Extracted information: Begin

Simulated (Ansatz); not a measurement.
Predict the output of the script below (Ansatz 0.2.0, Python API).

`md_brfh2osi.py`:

Extracted information: End

* _Activity_
Print the lines above, unchanged, from the start of the records to the line with "Predict the output", including that final line.

* _Result_
Simulated (Ansatz); not a measurement.
Predict the output of the script below (Ansatz 0.2.0, Python API).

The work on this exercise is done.